Requirement:
Set down exactly the lines in the records below that run from the line with "Method: RKS PBE0-D4/def2-TZVPP" to the line with "Fig. 1: The", inclusive, and nothing more.

**** Listed records

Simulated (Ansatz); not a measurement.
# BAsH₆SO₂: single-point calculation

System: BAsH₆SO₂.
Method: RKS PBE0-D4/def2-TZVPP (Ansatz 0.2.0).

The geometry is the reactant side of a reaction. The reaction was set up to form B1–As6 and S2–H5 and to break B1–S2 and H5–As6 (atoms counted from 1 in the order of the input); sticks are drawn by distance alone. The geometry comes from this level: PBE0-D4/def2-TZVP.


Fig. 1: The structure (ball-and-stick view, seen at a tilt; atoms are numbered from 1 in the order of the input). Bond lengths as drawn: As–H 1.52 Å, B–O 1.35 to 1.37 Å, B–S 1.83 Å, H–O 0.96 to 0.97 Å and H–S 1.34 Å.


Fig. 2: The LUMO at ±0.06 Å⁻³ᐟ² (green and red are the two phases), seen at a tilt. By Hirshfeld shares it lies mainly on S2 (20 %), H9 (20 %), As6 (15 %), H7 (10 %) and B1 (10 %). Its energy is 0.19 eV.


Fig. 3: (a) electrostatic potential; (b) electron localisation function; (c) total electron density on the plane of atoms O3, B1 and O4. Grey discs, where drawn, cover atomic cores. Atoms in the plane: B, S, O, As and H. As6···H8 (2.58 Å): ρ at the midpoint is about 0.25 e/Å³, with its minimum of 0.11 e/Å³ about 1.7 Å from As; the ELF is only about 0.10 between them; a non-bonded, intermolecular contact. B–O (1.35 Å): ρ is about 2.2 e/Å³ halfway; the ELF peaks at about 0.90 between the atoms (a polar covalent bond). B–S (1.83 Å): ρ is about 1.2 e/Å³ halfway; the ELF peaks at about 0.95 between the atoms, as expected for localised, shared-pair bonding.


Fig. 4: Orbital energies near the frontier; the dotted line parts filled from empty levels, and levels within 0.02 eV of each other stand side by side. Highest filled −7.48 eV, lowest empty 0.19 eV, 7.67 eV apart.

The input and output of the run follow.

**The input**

********

Your solution:
Method: RKS PBE0-D4/def2-TZVPP (Ansatz 0.2.0).

The geometry is the reactant side of a reaction. The reaction was set up to form B1–As6 and S2–H5 and to break B1–S2 and H5–As6 (atoms counted from 1 in the order of the input); sticks are drawn by distance alone. The geometry comes from this level: PBE0-D4/def2-TZVP.


Fig. 1: The structure (ball-and-stick view, seen at a tilt; atoms are numbered from 1 in the order of the input). Bond lengths as drawn: As–H 1.52 Å, B–O 1.35 to 1.37 Å, B–S 1.83 Å, H–O 0.96 to 0.97 Å and H–S 1.34 Å.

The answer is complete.